------ Information shown ------

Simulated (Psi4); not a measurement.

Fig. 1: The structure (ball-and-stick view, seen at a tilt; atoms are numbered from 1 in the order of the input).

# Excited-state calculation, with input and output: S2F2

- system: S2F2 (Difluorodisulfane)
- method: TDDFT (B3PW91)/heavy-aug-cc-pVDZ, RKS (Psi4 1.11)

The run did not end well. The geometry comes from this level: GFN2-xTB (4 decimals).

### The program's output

------

Work task
From the records above, copy only the lines starting with the line that holds "- method: TDDFT" and going on through the line that holds "The run did", exactly as written.

Expected answer
- method: TDDFT (B3PW91)/heavy-aug-cc-pVDZ, RKS (Psi4 1.11)

The run did not end well. The geometry comes from this level: GFN2-xTB (4 decimals).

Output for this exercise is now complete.